↓

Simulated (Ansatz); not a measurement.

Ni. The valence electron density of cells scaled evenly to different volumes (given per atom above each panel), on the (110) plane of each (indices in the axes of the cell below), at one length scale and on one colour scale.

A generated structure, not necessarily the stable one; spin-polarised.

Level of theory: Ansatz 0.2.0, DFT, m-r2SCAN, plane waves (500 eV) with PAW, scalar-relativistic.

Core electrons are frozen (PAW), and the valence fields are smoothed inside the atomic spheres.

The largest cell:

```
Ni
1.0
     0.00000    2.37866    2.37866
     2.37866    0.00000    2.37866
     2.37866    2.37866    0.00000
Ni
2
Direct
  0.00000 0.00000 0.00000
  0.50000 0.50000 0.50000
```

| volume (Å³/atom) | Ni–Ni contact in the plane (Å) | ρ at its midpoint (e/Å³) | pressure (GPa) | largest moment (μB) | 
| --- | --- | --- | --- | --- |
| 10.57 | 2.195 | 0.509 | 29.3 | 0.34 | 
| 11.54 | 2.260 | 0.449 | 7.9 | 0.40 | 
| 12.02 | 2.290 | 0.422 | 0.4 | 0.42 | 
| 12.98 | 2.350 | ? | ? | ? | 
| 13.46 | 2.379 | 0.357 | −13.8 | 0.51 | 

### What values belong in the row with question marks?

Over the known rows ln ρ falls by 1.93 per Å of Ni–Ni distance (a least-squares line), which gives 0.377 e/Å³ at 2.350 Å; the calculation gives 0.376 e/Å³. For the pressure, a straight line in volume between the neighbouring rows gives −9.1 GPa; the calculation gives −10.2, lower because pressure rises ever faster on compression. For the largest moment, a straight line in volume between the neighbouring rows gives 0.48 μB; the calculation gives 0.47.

↑

◆ ACTIVITY ◆
Beginning at the top of the data, extract each line through the line containing "Core electrons are" and return those lines exactly, with nothing added.

◆ TASK RESPONSE ◆
Simulated (Ansatz); not a measurement.

Ni. The valence electron density of cells scaled evenly to different volumes (given per atom above each panel), on the (110) plane of each (indices in the axes of the cell below), at one length scale and on one colour scale.

A generated structure, not necessarily the stable one; spin-polarised.

Level of theory: Ansatz 0.2.0, DFT, m-r2SCAN, plane waves (500 eV) with PAW, scalar-relativistic.

Core electrons are frozen (PAW), and the valence fields are smoothed inside the atomic spheres.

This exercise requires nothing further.